DATASET EXCERPTS:
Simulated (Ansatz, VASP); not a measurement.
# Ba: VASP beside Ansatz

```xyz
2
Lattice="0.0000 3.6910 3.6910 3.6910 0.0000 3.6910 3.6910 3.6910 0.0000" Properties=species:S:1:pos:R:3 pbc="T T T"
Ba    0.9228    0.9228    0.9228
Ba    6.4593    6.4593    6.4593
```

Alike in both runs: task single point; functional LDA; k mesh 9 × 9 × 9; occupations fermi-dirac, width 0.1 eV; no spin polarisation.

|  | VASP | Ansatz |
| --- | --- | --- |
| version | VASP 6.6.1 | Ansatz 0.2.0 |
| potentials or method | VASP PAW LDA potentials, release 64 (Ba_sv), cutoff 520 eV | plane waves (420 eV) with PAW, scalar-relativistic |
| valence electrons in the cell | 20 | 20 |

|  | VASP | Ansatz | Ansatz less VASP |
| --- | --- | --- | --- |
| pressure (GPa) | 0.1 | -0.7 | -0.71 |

TASK ITEM: Every entry, from first to last, should be written out exactly.

TASK OUTPUT:
Simulated (Ansatz, VASP); not a measurement.
# Ba: VASP beside Ansatz

```xyz
2
Lattice="0.0000 3.6910 3.6910 3.6910 0.0000 3.6910 3.6910 3.6910 0.0000" Properties=species:S:1:pos:R:3 pbc="T T T"
Ba    0.9228    0.9228    0.9228
Ba    6.4593    6.4593    6.4593
```

Alike in both runs: task single point; functional LDA; k mesh 9 × 9 × 9; occupations fermi-dirac, width 0.1 eV; no spin polarisation.

|  | VASP | Ansatz |
| --- | --- | --- |
| version | VASP 6.6.1 | Ansatz 0.2.0 |
| potentials or method | VASP PAW LDA potentials, release 64 (Ba_sv), cutoff 520 eV | plane waves (420 eV) with PAW, scalar-relativistic |
| valence electrons in the cell | 20 | 20 |

|  | VASP | Ansatz | Ansatz less VASP |
| --- | --- | --- | --- |
| pressure (GPa) | 0.1 | -0.7 | -0.71 |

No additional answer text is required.